--

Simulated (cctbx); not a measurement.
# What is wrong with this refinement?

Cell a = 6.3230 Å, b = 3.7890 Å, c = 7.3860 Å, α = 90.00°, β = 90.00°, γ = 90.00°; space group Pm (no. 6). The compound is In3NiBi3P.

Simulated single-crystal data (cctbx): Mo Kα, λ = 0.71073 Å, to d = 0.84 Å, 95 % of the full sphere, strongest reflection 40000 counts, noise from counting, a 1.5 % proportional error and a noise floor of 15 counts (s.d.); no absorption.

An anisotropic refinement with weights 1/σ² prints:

--

Print out all of the records above, word for word.

Simulated (cctbx); not a measurement.
# What is wrong with this refinement?

Cell a = 6.3230 Å, b = 3.7890 Å, c = 7.3860 Å, α = 90.00°, β = 90.00°, γ = 90.00°; space group Pm (no. 6). The compound is In3NiBi3P.

Simulated single-crystal data (cctbx): Mo Kα, λ = 0.71073 Å, to d = 0.84 Å, 95 % of the full sphere, strongest reflection 40000 counts, noise from counting, a 1.5 % proportional error and a noise floor of 15 counts (s.d.); no absorption.

An anisotropic refinement with weights 1/σ² prints:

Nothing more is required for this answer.